_Exercise:_ Starting with the first line of the records, write out each line exactly until you have included the line containing "β (K) | 372 |".

##########

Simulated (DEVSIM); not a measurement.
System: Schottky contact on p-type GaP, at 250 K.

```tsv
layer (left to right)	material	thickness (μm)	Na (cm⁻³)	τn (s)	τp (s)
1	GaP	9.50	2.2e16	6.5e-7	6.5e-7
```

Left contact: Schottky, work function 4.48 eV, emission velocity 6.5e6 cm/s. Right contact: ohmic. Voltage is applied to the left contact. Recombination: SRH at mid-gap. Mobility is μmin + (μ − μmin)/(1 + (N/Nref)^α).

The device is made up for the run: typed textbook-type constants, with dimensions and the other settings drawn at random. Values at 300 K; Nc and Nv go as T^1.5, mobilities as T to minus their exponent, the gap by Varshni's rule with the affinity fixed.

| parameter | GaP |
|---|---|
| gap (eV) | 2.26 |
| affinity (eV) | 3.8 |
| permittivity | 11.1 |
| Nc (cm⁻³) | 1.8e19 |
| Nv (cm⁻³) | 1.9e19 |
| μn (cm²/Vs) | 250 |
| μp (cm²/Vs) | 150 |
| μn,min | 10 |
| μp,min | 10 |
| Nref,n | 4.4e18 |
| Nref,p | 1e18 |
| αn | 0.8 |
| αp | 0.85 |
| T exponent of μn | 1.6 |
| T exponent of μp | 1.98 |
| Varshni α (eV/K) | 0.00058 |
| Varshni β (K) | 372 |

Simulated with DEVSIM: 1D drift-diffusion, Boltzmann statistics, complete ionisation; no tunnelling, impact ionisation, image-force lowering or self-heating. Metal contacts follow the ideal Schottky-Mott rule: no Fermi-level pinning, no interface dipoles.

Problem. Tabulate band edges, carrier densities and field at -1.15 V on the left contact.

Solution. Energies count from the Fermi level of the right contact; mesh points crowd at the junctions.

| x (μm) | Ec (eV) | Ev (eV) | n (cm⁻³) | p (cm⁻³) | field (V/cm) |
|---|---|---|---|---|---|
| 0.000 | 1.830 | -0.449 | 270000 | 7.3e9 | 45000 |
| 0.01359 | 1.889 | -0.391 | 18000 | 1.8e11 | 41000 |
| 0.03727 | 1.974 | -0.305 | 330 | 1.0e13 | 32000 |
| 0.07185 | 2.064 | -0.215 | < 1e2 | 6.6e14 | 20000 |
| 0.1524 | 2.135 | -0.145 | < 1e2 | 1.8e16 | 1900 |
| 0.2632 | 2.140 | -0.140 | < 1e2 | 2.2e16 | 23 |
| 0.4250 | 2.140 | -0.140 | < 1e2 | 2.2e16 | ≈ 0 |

##########

_Answer area:_
Simulated (DEVSIM); not a measurement.
System: Schottky contact on p-type GaP, at 250 K.

```tsv
layer (left to right)	material	thickness (μm)	Na (cm⁻³)	τn (s)	τp (s)
1	GaP	9.50	2.2e16	6.5e-7	6.5e-7
```

Left contact: Schottky, work function 4.48 eV, emission velocity 6.5e6 cm/s. Right contact: ohmic. Voltage is applied to the left contact. Recombination: SRH at mid-gap. Mobility is μmin + (μ − μmin)/(1 + (N/Nref)^α).

The device is made up for the run: typed textbook-type constants, with dimensions and the other settings drawn at random. Values at 300 K; Nc and Nv go as T^1.5, mobilities as T to minus their exponent, the gap by Varshni's rule with the affinity fixed.

| parameter | GaP |
|---|---|
| gap (eV) | 2.26 |
| affinity (eV) | 3.8 |
| permittivity | 11.1 |
| Nc (cm⁻³) | 1.8e19 |
| Nv (cm⁻³) | 1.9e19 |
| μn (cm²/Vs) | 250 |
| μp (cm²/Vs) | 150 |
| μn,min | 10 |
| μp,min | 10 |
| Nref,n | 4.4e18 |
| Nref,p | 1e18 |
| αn | 0.8 |
| αp | 0.85 |
| T exponent of μn | 1.6 |
| T exponent of μp | 1.98 |
| Varshni α (eV/K) | 0.00058 |
| Varshni β (K) | 372 |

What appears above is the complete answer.